### INFORMATION ###

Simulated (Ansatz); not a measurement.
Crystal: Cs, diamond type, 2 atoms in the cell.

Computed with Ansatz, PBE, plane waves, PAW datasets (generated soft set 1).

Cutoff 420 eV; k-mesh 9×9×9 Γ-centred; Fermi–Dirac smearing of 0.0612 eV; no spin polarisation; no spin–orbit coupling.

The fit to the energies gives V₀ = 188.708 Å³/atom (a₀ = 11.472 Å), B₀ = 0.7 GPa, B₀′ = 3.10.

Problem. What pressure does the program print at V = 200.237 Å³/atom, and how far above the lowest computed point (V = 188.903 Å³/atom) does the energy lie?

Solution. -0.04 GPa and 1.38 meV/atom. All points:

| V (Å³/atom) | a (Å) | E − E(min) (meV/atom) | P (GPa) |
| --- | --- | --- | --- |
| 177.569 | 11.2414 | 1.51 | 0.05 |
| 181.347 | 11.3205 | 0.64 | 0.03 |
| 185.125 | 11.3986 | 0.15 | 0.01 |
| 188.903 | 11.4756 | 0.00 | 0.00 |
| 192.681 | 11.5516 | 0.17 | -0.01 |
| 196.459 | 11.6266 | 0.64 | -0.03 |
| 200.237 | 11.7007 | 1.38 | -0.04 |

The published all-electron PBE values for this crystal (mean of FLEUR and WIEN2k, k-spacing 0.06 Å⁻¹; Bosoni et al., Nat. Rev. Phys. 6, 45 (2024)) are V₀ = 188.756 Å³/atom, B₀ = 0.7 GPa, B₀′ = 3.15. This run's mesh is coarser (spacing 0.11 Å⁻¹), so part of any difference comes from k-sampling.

###

§ ACTION ITEM:
Only one stretch of the data above is needed. Restate it word for word, from the line containing "Solution. -0.04 GPa" through the line containing "0.00 | 0.00 |", both ends included.

§ EXERCISE SOLUTION:
Solution. -0.04 GPa and 1.38 meV/atom. All points:

| V (Å³/atom) | a (Å) | E − E(min) (meV/atom) | P (GPa) |
| --- | --- | --- | --- |
| 177.569 | 11.2414 | 1.51 | 0.05 |
| 181.347 | 11.3205 | 0.64 | 0.03 |
| 185.125 | 11.3986 | 0.15 | 0.01 |
| 188.903 | 11.4756 | 0.00 | 0.00 |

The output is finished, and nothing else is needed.